» **Recorded information**
-------------------------

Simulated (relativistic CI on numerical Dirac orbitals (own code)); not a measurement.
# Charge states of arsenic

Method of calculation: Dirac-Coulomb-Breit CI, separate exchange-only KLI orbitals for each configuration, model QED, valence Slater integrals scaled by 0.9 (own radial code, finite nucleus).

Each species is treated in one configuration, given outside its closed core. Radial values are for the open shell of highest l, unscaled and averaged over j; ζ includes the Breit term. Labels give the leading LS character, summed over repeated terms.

-------------------------

» **Work task**
Output an identical copy of every record above.

» **Worked solution**
Simulated (relativistic CI on numerical Dirac orbitals (own code)); not a measurement.
# Charge states of arsenic

Method of calculation: Dirac-Coulomb-Breit CI, separate exchange-only KLI orbitals for each configuration, model QED, valence Slater integrals scaled by 0.9 (own radial code, finite nucleus).

Each species is treated in one configuration, given outside its closed core. Radial values are for the open shell of highest l, unscaled and averaged over j; ζ includes the Breit term. Labels give the leading LS character, summed over repeated terms.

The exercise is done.